Only the lines from the first line of the material below to the line containing "- These settings", inclusive, should be copied, each exactly as written.

(Extracted data)

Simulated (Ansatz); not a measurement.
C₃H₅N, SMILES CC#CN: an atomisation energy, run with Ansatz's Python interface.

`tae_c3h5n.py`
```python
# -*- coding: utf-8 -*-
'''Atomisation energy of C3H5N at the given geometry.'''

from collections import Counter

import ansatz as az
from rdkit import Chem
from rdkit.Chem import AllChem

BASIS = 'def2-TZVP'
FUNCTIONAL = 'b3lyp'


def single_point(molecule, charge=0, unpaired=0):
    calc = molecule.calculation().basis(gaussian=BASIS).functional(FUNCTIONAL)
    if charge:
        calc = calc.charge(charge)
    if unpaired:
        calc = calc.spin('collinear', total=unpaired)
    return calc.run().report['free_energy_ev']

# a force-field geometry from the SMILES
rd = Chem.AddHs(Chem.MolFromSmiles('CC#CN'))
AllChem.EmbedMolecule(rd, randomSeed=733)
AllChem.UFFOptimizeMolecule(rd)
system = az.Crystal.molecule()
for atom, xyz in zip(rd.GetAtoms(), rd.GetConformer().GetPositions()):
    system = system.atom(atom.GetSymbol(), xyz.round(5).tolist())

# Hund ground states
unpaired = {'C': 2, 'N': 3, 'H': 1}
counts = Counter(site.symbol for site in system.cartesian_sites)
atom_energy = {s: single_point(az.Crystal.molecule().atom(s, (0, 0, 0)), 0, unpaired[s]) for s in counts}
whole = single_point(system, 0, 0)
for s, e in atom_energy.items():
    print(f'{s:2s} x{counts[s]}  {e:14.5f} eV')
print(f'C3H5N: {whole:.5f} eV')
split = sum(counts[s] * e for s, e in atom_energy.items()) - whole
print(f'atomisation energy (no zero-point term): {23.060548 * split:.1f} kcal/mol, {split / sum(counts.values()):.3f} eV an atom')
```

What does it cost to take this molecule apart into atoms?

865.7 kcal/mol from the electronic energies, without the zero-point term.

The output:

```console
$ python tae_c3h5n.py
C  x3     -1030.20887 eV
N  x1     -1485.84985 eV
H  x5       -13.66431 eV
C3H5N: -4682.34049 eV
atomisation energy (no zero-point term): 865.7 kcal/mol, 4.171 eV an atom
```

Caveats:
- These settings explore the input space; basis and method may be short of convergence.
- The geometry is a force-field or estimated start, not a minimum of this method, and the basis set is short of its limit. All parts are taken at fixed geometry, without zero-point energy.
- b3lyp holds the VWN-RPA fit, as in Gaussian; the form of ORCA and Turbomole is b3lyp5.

(End Extracted data)

◆ **Written reply**
Simulated (Ansatz); not a measurement.
C₃H₅N, SMILES CC#CN: an atomisation energy, run with Ansatz's Python interface.

`tae_c3h5n.py`
```python
# -*- coding: utf-8 -*-
'''Atomisation energy of C3H5N at the given geometry.'''

from collections import Counter

import ansatz as az
from rdkit import Chem
from rdkit.Chem import AllChem

BASIS = 'def2-TZVP'
FUNCTIONAL = 'b3lyp'


def single_point(molecule, charge=0, unpaired=0):
    calc = molecule.calculation().basis(gaussian=BASIS).functional(FUNCTIONAL)
    if charge:
        calc = calc.charge(charge)
    if unpaired:
        calc = calc.spin('collinear', total=unpaired)
    return calc.run().report['free_energy_ev']

# a force-field geometry from the SMILES
rd = Chem.AddHs(Chem.MolFromSmiles('CC#CN'))
AllChem.EmbedMolecule(rd, randomSeed=733)
AllChem.UFFOptimizeMolecule(rd)
system = az.Crystal.molecule()
for atom, xyz in zip(rd.GetAtoms(), rd.GetConformer().GetPositions()):
    system = system.atom(atom.GetSymbol(), xyz.round(5).tolist())

# Hund ground states
unpaired = {'C': 2, 'N': 3, 'H': 1}
counts = Counter(site.symbol for site in system.cartesian_sites)
atom_energy = {s: single_point(az.Crystal.molecule().atom(s, (0, 0, 0)), 0, unpaired[s]) for s in counts}
whole = single_point(system, 0, 0)
for s, e in atom_energy.items():
    print(f'{s:2s} x{counts[s]}  {e:14.5f} eV')
print(f'C3H5N: {whole:.5f} eV')
split = sum(counts[s] * e for s, e in atom_energy.items()) - whole
print(f'atomisation energy (no zero-point term): {23.060548 * split:.1f} kcal/mol, {split / sum(counts.values()):.3f} eV an atom')
```

What does it cost to take this molecule apart into atoms?

865.7 kcal/mol from the electronic energies, without the zero-point term.

The output:

```console
$ python tae_c3h5n.py
C  x3     -1030.20887 eV
N  x1     -1485.84985 eV
H  x5       -13.66431 eV
C3H5N: -4682.34049 eV
atomisation energy (no zero-point term): 865.7 kcal/mol, 4.171 eV an atom
```

Caveats:
- These settings explore the input space; basis and method may be short of convergence.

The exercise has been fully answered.